Could you return the lines below exactly, from the first line up to and including the line that holds "0.404 | -0.0005 |"?

========================

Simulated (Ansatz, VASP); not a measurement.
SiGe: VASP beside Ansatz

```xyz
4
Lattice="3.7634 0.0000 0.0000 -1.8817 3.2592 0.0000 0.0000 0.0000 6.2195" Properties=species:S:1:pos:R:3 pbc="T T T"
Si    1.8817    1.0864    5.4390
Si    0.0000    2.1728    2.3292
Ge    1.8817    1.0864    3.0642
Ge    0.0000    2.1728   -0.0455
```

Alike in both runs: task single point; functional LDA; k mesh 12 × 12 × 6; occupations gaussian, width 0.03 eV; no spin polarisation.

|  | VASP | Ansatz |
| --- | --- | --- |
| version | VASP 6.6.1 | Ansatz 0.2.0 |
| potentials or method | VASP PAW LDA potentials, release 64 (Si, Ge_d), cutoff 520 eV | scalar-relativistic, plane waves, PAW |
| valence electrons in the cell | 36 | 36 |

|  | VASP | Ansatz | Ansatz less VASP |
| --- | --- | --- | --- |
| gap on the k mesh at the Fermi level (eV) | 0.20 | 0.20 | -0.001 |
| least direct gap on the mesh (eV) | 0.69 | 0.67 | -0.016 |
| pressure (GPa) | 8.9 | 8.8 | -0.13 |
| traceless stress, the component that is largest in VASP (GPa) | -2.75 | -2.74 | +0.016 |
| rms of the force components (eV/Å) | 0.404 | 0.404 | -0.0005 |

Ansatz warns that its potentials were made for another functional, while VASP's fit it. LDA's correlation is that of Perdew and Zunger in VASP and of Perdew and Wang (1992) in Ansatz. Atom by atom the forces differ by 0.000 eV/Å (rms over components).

========================

_Task answer_:
Simulated (Ansatz, VASP); not a measurement.
SiGe: VASP beside Ansatz

```xyz
4
Lattice="3.7634 0.0000 0.0000 -1.8817 3.2592 0.0000 0.0000 0.0000 6.2195" Properties=species:S:1:pos:R:3 pbc="T T T"
Si    1.8817    1.0864    5.4390
Si    0.0000    2.1728    2.3292
Ge    1.8817    1.0864    3.0642
Ge    0.0000    2.1728   -0.0455
```

Alike in both runs: task single point; functional LDA; k mesh 12 × 12 × 6; occupations gaussian, width 0.03 eV; no spin polarisation.

|  | VASP | Ansatz |
| --- | --- | --- |
| version | VASP 6.6.1 | Ansatz 0.2.0 |
| potentials or method | VASP PAW LDA potentials, release 64 (Si, Ge_d), cutoff 520 eV | scalar-relativistic, plane waves, PAW |
| valence electrons in the cell | 36 | 36 |

|  | VASP | Ansatz | Ansatz less VASP |
| --- | --- | --- | --- |
| gap on the k mesh at the Fermi level (eV) | 0.20 | 0.20 | -0.001 |
| least direct gap on the mesh (eV) | 0.69 | 0.67 | -0.016 |
| pressure (GPa) | 8.9 | 8.8 | -0.13 |
| traceless stress, the component that is largest in VASP (GPa) | -2.75 | -2.74 | +0.016 |
| rms of the force components (eV/Å) | 0.404 | 0.404 | -0.0005 |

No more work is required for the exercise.